▸ **Requirement**:
Produce word for word the lines of the data below running from the one that has "2.48 | 1.07 |" to the one that has "1.40 | −0.75 |", inclusive, and no others.

══════════

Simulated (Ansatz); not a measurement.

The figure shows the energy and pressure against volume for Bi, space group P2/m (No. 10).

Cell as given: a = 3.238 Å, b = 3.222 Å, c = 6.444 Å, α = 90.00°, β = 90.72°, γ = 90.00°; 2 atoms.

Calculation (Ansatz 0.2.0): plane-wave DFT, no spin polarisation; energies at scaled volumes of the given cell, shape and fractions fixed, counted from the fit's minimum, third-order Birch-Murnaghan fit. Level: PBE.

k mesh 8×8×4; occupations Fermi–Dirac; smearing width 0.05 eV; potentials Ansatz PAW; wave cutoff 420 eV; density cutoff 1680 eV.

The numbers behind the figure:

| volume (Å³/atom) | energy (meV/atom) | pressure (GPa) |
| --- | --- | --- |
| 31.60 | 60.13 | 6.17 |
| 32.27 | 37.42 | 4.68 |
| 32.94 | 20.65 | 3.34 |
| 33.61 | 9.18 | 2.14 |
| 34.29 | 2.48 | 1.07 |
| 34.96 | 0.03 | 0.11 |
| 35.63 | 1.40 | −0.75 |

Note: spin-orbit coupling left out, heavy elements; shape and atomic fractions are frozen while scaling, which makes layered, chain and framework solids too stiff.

══════════

▸ **Task response**:
| 34.29 | 2.48 | 1.07 |
| 34.96 | 0.03 | 0.11 |
| 35.63 | 1.40 | −0.75 |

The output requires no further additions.